DATA EXCERPTS –
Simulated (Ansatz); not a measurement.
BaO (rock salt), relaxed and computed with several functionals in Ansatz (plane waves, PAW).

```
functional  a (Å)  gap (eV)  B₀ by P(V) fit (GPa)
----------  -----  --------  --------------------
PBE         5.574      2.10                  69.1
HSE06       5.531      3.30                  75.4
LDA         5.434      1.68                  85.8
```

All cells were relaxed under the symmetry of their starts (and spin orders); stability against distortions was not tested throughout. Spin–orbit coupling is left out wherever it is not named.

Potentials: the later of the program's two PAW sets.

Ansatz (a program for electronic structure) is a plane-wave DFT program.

ASSIGNED TASK –
Output exactly the lines of the records from the first through the one bearing "Potentials: the later", both ends included.

EXPECTED ANSWER –
Simulated (Ansatz); not a measurement.
BaO (rock salt), relaxed and computed with several functionals in Ansatz (plane waves, PAW).

```
functional  a (Å)  gap (eV)  B₀ by P(V) fit (GPa)
----------  -----  --------  --------------------
PBE         5.574      2.10                  69.1
HSE06       5.531      3.30                  75.4
LDA         5.434      1.68                  85.8
```

All cells were relaxed under the symmetry of their starts (and spin orders); stability against distortions was not tested throughout. Spin–orbit coupling is left out wherever it is not named.

Potentials: the later of the program's two PAW sets.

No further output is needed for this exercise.